**WORK TASK:**
In the response, each entry below should appear again exactly as given.

-- INFORMATION SUPPLIED follows --

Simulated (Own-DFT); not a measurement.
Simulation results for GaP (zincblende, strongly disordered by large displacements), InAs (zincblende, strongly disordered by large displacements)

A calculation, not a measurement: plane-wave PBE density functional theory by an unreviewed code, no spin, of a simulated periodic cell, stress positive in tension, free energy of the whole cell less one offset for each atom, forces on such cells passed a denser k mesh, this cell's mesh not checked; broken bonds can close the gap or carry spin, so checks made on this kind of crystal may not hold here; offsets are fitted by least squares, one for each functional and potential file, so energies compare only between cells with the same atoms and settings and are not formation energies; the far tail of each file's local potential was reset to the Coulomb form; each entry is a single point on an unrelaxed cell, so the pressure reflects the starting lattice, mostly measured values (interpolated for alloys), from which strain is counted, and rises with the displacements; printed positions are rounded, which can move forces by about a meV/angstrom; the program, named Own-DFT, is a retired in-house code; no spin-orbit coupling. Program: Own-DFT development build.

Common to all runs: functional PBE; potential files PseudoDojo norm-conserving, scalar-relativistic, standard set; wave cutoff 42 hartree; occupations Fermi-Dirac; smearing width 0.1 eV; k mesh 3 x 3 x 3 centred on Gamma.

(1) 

-- INFORMATION SUPPLIED concluded --

**WRITTEN RESPONSE:**
Simulated (Own-DFT); not a measurement.
Simulation results for GaP (zincblende, strongly disordered by large displacements), InAs (zincblende, strongly disordered by large displacements)

A calculation, not a measurement: plane-wave PBE density functional theory by an unreviewed code, no spin, of a simulated periodic cell, stress positive in tension, free energy of the whole cell less one offset for each atom, forces on such cells passed a denser k mesh, this cell's mesh not checked; broken bonds can close the gap or carry spin, so checks made on this kind of crystal may not hold here; offsets are fitted by least squares, one for each functional and potential file, so energies compare only between cells with the same atoms and settings and are not formation energies; the far tail of each file's local potential was reset to the Coulomb form; each entry is a single point on an unrelaxed cell, so the pressure reflects the starting lattice, mostly measured values (interpolated for alloys), from which strain is counted, and rises with the displacements; printed positions are rounded, which can move forces by about a meV/angstrom; the program, named Own-DFT, is a retired in-house code; no spin-orbit coupling. Program: Own-DFT development build.

Common to all runs: functional PBE; potential files PseudoDojo norm-conserving, scalar-relativistic, standard set; wave cutoff 42 hartree; occupations Fermi-Dirac; smearing width 0.1 eV; k mesh 3 x 3 x 3 centred on Gamma.

(1) 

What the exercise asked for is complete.